EXERCISE: Exactly as they appear, copy the lines from the start of the entries below to the line containing "A VASP calculation", both ends included.

BEGIN SOURCE DATA
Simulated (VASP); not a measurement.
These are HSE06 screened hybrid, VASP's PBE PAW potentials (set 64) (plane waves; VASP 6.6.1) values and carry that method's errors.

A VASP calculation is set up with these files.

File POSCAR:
END SOURCE DATA

RESPONSE:
Simulated (VASP); not a measurement.
These are HSE06 screened hybrid, VASP's PBE PAW potentials (set 64) (plane waves; VASP 6.6.1) values and carry that method's errors.

A VASP calculation is set up with these files.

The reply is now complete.